### Work order
Output the opening lines of the records exactly. End with the line that contains "[G0W0 gaps are".

### Data section
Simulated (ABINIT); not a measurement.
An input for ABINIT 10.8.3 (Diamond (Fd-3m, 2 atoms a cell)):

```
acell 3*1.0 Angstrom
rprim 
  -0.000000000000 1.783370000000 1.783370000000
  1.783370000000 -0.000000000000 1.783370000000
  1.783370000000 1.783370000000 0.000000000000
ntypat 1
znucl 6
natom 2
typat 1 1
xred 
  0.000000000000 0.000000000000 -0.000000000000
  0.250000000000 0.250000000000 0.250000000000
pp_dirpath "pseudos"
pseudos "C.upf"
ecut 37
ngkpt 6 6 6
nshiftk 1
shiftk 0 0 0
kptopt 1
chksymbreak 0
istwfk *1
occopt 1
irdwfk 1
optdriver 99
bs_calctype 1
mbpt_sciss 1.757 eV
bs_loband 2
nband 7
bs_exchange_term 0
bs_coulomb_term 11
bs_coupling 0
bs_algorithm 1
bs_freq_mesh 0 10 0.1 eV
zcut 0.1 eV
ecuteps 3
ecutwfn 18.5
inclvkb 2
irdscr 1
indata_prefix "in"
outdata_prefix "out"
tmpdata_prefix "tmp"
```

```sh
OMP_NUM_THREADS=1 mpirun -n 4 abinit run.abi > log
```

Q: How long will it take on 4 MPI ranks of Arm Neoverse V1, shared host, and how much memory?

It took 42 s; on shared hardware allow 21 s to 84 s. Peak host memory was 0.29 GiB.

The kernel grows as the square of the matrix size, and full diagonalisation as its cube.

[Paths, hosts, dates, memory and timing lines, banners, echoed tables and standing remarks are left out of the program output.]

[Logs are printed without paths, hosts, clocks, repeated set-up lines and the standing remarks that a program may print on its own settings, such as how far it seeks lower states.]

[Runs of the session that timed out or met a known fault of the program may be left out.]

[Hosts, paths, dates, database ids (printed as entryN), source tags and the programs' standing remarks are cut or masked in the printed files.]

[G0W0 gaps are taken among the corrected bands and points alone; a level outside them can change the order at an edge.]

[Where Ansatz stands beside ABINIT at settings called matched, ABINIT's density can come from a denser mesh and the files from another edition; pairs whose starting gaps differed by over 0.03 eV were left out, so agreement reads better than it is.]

### Exercise solution
Simulated (ABINIT); not a measurement.
An input for ABINIT 10.8.3 (Diamond (Fd-3m, 2 atoms a cell)):

```
acell 3*1.0 Angstrom
rprim 
  -0.000000000000 1.783370000000 1.783370000000
  1.783370000000 -0.000000000000 1.783370000000
  1.783370000000 1.783370000000 0.000000000000
ntypat 1
znucl 6
natom 2
typat 1 1
xred 
  0.000000000000 0.000000000000 -0.000000000000
  0.250000000000 0.250000000000 0.250000000000
pp_dirpath "pseudos"
pseudos "C.upf"
ecut 37
ngkpt 6 6 6
nshiftk 1
shiftk 0 0 0
kptopt 1
chksymbreak 0
istwfk *1
occopt 1
irdwfk 1
optdriver 99
bs_calctype 1
mbpt_sciss 1.757 eV
bs_loband 2
nband 7
bs_exchange_term 0
bs_coulomb_term 11
bs_coupling 0
bs_algorithm 1
bs_freq_mesh 0 10 0.1 eV
zcut 0.1 eV
ecuteps 3
ecutwfn 18.5
inclvkb 2
irdscr 1
indata_prefix "in"
outdata_prefix "out"
tmpdata_prefix "tmp"
```

```sh
OMP_NUM_THREADS=1 mpirun -n 4 abinit run.abi > log
```

Q: How long will it take on 4 MPI ranks of Arm Neoverse V1, shared host, and how much memory?

It took 42 s; on shared hardware allow 21 s to 84 s. Peak host memory was 0.29 GiB.

The kernel grows as the square of the matrix size, and full diagonalisation as its cube.

[Paths, hosts, dates, memory and timing lines, banners, echoed tables and standing remarks are left out of the program output.]

[Logs are printed without paths, hosts, clocks, repeated set-up lines and the standing remarks that a program may print on its own settings, such as how far it seeks lower states.]

[Runs of the session that timed out or met a known fault of the program may be left out.]

[Hosts, paths, dates, database ids (printed as entryN), source tags and the programs' standing remarks are cut or masked in the printed files.]

[G0W0 gaps are taken among the corrected bands and points alone; a level outside them can change the order at an edge.]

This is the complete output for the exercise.